▸ **REQUIRED ACTION**
Only an exact repetition of the entries counts as an answer.

+++ LISTED ENTRIES +++

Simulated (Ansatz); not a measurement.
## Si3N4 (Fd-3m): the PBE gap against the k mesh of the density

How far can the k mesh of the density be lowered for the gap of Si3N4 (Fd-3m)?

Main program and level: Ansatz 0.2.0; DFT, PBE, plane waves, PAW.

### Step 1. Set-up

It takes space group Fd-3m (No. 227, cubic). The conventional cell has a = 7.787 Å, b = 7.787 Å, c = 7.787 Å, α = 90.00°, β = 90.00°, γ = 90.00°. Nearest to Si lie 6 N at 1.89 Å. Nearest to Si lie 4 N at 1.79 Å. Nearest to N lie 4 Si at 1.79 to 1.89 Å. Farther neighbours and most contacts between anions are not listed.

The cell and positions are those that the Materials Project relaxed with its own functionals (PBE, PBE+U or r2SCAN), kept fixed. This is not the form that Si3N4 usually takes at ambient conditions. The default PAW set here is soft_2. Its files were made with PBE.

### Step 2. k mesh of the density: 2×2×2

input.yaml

+++

▸ **EXERCISE ANSWER**
Simulated (Ansatz); not a measurement.
## Si3N4 (Fd-3m): the PBE gap against the k mesh of the density

How far can the k mesh of the density be lowered for the gap of Si3N4 (Fd-3m)?

Main program and level: Ansatz 0.2.0; DFT, PBE, plane waves, PAW.

### Step 1. Set-up

It takes space group Fd-3m (No. 227, cubic). The conventional cell has a = 7.787 Å, b = 7.787 Å, c = 7.787 Å, α = 90.00°, β = 90.00°, γ = 90.00°. Nearest to Si lie 6 N at 1.89 Å. Nearest to Si lie 4 N at 1.79 Å. Nearest to N lie 4 Si at 1.79 to 1.89 Å. Farther neighbours and most contacts between anions are not listed.

The cell and positions are those that the Materials Project relaxed with its own functionals (PBE, PBE+U or r2SCAN), kept fixed. This is not the form that Si3N4 usually takes at ambient conditions. The default PAW set here is soft_2. Its files were made with PBE.

### Step 2. k mesh of the density: 2×2×2

input.yaml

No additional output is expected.